▶ Recorded information:
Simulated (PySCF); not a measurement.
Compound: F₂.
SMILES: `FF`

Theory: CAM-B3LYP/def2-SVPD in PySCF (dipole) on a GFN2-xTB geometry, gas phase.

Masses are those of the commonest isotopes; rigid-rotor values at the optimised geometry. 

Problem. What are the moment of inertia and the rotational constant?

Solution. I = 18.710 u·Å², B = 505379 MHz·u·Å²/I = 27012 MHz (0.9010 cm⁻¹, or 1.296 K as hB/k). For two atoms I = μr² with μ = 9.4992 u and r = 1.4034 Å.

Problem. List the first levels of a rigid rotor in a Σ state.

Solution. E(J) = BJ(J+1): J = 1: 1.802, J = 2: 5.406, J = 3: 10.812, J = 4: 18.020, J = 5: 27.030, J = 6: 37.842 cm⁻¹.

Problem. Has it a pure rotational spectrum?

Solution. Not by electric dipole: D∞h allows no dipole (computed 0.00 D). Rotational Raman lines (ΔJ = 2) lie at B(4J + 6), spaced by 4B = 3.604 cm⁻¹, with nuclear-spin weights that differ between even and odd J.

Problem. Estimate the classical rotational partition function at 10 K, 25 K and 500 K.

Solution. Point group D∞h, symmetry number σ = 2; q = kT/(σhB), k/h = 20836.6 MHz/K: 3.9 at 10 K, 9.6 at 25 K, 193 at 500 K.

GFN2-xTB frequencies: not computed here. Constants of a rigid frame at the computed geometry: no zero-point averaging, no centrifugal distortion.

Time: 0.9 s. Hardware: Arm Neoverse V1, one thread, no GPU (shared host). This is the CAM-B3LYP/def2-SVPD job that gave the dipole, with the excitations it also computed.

▶ Work instruction: Transcribe only, please, the lines from the first line of the records through the line with "Masses are those". Both of those lines are included.

▶ Your response:
Simulated (PySCF); not a measurement.
Compound: F₂.
SMILES: `FF`

Theory: CAM-B3LYP/def2-SVPD in PySCF (dipole) on a GFN2-xTB geometry, gas phase.

Masses are those of the commonest isotopes; rigid-rotor values at the optimised geometry. 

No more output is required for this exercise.